▸ **BRIEF**
Your answer must be an exact copy of every record below.

▸ **EXTRACTED ENTRIES**
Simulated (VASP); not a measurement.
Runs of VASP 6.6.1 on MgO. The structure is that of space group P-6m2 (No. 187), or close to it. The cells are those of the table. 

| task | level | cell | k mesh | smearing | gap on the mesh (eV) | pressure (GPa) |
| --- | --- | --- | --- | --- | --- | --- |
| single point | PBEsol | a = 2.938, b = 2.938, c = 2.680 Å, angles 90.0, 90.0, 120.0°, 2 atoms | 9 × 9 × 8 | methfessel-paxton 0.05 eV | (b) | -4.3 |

▸ **ANSWER BOX**
Simulated (VASP); not a measurement.
Runs of VASP 6.6.1 on MgO. The structure is that of space group P-6m2 (No. 187), or close to it. The cells are those of the table. 

| task | level | cell | k mesh | smearing | gap on the mesh (eV) | pressure (GPa) |
| --- | --- | --- | --- | --- | --- | --- |
| single point | PBEsol | a = 2.938, b = 2.938, c = 2.680 Å, angles 90.0, 90.0, 120.0°, 2 atoms | 9 × 9 × 8 | methfessel-paxton 0.05 eV | (b) | -4.3 |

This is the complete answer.